* [Work instruction] Using the data beneath this instruction, retype only the lines from the one that contains "Most raw output is cut from this account." down to the one that contains "## 1. Set-up", both included, exactly as they appear.

* [Input data]
- - - - -

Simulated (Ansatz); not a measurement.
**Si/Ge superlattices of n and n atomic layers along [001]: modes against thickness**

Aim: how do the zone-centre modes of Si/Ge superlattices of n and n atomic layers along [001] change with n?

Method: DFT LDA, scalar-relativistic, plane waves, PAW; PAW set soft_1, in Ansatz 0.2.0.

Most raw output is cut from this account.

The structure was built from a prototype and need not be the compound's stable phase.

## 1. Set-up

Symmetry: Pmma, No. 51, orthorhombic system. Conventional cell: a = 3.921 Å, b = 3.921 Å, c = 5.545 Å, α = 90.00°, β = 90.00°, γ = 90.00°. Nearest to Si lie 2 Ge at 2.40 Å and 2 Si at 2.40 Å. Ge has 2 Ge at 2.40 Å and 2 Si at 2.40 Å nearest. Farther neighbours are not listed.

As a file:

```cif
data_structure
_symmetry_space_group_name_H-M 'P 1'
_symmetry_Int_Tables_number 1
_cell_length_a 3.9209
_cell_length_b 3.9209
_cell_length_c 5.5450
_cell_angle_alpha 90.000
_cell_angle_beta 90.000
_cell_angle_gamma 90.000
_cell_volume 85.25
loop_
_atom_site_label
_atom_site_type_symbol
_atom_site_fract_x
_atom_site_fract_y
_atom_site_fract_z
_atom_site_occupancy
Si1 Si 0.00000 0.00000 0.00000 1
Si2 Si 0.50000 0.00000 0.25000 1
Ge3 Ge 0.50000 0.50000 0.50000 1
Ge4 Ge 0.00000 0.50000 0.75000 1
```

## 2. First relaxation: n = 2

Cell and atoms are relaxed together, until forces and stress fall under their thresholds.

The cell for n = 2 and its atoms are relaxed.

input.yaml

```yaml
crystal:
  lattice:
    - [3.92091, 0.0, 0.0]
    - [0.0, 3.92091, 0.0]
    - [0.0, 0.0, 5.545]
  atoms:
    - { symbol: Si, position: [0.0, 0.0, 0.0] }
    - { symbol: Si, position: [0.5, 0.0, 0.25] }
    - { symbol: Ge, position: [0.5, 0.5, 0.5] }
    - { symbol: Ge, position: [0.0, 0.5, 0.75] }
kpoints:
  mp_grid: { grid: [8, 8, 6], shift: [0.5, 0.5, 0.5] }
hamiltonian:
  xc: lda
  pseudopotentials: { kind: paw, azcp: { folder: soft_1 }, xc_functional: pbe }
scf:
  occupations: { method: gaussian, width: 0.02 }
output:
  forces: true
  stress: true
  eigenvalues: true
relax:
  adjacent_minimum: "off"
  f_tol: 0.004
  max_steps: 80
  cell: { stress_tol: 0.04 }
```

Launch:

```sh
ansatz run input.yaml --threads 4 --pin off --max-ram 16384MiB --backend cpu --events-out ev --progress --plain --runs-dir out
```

- - - - -

* [Solution]
Most raw output is cut from this account.

The structure was built from a prototype and need not be the compound's stable phase.

## 1. Set-up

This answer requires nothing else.